**Work request**
Verbatim output of the full listing is required.

[[ Dataset content, beginning ]]

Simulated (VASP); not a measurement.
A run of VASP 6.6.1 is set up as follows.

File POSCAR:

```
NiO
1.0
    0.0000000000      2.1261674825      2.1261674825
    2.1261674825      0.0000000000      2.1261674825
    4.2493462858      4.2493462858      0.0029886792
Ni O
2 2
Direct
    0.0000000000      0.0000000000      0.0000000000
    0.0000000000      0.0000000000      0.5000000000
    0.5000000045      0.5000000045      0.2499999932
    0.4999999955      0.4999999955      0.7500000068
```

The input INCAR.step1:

[[ Dataset content, end ]]

**Problem solution**
Simulated (VASP); not a measurement.
A run of VASP 6.6.1 is set up as follows.

File POSCAR:

```
NiO
1.0
    0.0000000000      2.1261674825      2.1261674825
    2.1261674825      0.0000000000      2.1261674825
    4.2493462858      4.2493462858      0.0029886792
Ni O
2 2
Direct
    0.0000000000      0.0000000000      0.0000000000
    0.0000000000      0.0000000000      0.5000000000
    0.5000000045      0.5000000045      0.2499999932
    0.4999999955      0.4999999955      0.7500000068
```

The input INCAR.step1:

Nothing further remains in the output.